● **EXERCISE**: Exact repetition is the task: copy every entry below.

● **DATA TO EXAMINE**:
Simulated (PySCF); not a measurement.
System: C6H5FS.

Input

● **TASK OUTPUT**:
Simulated (PySCF); not a measurement.
System: C6H5FS.

Input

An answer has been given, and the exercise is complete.